-- Information given --
——————
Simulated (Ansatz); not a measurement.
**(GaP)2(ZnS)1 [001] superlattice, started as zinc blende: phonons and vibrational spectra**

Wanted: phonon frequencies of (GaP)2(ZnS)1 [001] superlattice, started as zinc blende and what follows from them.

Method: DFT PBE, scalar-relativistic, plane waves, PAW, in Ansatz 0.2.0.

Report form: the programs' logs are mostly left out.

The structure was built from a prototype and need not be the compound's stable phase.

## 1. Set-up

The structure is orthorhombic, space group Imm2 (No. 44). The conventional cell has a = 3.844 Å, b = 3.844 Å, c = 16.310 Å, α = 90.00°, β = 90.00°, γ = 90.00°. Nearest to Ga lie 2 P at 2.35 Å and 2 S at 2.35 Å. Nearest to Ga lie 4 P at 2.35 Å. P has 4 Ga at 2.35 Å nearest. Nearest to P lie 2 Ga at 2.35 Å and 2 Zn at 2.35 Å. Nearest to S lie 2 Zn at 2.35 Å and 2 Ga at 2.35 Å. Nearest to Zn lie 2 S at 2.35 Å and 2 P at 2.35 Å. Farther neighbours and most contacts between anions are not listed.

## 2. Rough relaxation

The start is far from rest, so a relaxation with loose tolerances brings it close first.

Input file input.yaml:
——————

-- Work item --
The material above is to be reproduced exactly as written.

-- Task answer --
Simulated (Ansatz); not a measurement.
**(GaP)2(ZnS)1 [001] superlattice, started as zinc blende: phonons and vibrational spectra**

Wanted: phonon frequencies of (GaP)2(ZnS)1 [001] superlattice, started as zinc blende and what follows from them.

Method: DFT PBE, scalar-relativistic, plane waves, PAW, in Ansatz 0.2.0.

Report form: the programs' logs are mostly left out.

The structure was built from a prototype and need not be the compound's stable phase.

## 1. Set-up

The structure is orthorhombic, space group Imm2 (No. 44). The conventional cell has a = 3.844 Å, b = 3.844 Å, c = 16.310 Å, α = 90.00°, β = 90.00°, γ = 90.00°. Nearest to Ga lie 2 P at 2.35 Å and 2 S at 2.35 Å. Nearest to Ga lie 4 P at 2.35 Å. P has 4 Ga at 2.35 Å nearest. Nearest to P lie 2 Ga at 2.35 Å and 2 Zn at 2.35 Å. Nearest to S lie 2 Zn at 2.35 Å and 2 Ga at 2.35 Å. Nearest to Zn lie 2 S at 2.35 Å and 2 P at 2.35 Å. Farther neighbours and most contacts between anions are not listed.

## 2. Rough relaxation

The start is far from rest, so a relaxation with loose tolerances brings it close first.

Input file input.yaml:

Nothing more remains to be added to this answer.